_WORK ITEM_:
Give back exactly the lines that run from the beginning of the entries to the line containing "At the start: pressure", both included, and nothing else.

※

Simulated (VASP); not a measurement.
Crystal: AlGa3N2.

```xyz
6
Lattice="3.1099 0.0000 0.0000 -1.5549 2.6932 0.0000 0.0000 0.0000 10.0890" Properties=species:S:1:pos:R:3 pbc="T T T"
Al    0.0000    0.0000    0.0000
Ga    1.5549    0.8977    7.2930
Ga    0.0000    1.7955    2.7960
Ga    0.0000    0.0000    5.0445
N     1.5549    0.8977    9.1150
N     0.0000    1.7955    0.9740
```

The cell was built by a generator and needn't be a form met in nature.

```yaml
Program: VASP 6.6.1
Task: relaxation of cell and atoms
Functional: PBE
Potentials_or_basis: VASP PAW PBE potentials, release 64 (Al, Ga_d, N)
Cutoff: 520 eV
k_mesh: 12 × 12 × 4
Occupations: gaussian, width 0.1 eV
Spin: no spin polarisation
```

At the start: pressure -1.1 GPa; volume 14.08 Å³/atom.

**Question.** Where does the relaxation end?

※

_REPLY_:
Simulated (VASP); not a measurement.
Crystal: AlGa3N2.

```xyz
6
Lattice="3.1099 0.0000 0.0000 -1.5549 2.6932 0.0000 0.0000 0.0000 10.0890" Properties=species:S:1:pos:R:3 pbc="T T T"
Al    0.0000    0.0000    0.0000
Ga    1.5549    0.8977    7.2930
Ga    0.0000    1.7955    2.7960
Ga    0.0000    0.0000    5.0445
N     1.5549    0.8977    9.1150
N     0.0000    1.7955    0.9740
```

The cell was built by a generator and needn't be a form met in nature.

```yaml
Program: VASP 6.6.1
Task: relaxation of cell and atoms
Functional: PBE
Potentials_or_basis: VASP PAW PBE potentials, release 64 (Al, Ga_d, N)
Cutoff: 520 eV
k_mesh: 12 × 12 × 4
Occupations: gaussian, width 0.1 eV
Spin: no spin polarisation
```

At the start: pressure -1.1 GPa; volume 14.08 Å³/atom.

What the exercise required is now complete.